Action item> From the first line of the data below, copy each line up to the one containing "C4 and C7 lie", and include that line too.

------------------------------------------------------------

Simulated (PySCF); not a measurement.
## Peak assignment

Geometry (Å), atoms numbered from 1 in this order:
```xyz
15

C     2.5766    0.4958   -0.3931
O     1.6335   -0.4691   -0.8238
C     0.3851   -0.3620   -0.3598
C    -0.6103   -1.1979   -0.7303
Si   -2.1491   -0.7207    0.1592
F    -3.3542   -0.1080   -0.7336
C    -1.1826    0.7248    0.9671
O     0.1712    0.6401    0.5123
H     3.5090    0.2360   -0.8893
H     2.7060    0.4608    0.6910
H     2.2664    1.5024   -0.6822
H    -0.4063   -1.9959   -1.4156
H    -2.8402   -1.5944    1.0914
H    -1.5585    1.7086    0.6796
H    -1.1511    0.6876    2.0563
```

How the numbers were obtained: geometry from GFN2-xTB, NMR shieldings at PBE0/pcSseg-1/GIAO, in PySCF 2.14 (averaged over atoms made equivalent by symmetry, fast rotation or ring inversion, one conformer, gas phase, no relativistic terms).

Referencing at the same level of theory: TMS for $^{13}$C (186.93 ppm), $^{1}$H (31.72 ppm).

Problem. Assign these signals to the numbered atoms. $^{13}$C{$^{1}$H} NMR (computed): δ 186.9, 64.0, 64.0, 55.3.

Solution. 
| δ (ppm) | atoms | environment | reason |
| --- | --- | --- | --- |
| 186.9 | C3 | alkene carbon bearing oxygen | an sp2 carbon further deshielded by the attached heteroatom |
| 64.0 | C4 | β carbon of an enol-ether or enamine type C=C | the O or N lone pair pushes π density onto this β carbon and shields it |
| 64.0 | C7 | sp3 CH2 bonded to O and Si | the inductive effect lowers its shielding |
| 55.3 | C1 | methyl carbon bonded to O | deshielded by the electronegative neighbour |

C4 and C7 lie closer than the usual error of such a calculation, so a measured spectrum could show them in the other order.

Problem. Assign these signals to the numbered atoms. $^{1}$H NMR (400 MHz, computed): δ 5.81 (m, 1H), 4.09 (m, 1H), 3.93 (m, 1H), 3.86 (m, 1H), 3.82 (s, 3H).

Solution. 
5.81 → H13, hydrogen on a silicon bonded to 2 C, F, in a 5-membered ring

------------------------------------------------------------

Result>
Simulated (PySCF); not a measurement.
## Peak assignment

Geometry (Å), atoms numbered from 1 in this order:
```xyz
15

C     2.5766    0.4958   -0.3931
O     1.6335   -0.4691   -0.8238
C     0.3851   -0.3620   -0.3598
C    -0.6103   -1.1979   -0.7303
Si   -2.1491   -0.7207    0.1592
F    -3.3542   -0.1080   -0.7336
C    -1.1826    0.7248    0.9671
O     0.1712    0.6401    0.5123
H     3.5090    0.2360   -0.8893
H     2.7060    0.4608    0.6910
H     2.2664    1.5024   -0.6822
H    -0.4063   -1.9959   -1.4156
H    -2.8402   -1.5944    1.0914
H    -1.5585    1.7086    0.6796
H    -1.1511    0.6876    2.0563
```

How the numbers were obtained: geometry from GFN2-xTB, NMR shieldings at PBE0/pcSseg-1/GIAO, in PySCF 2.14 (averaged over atoms made equivalent by symmetry, fast rotation or ring inversion, one conformer, gas phase, no relativistic terms).

Referencing at the same level of theory: TMS for $^{13}$C (186.93 ppm), $^{1}$H (31.72 ppm).

Problem. Assign these signals to the numbered atoms. $^{13}$C{$^{1}$H} NMR (computed): δ 186.9, 64.0, 64.0, 55.3.

Solution. 
| δ (ppm) | atoms | environment | reason |
| --- | --- | --- | --- |
| 186.9 | C3 | alkene carbon bearing oxygen | an sp2 carbon further deshielded by the attached heteroatom |
| 64.0 | C4 | β carbon of an enol-ether or enamine type C=C | the O or N lone pair pushes π density onto this β carbon and shields it |
| 64.0 | C7 | sp3 CH2 bonded to O and Si | the inductive effect lowers its shielding |
| 55.3 | C1 | methyl carbon bonded to O | deshielded by the electronegative neighbour |

C4 and C7 lie closer than the usual error of such a calculation, so a measured spectrum could show them in the other order.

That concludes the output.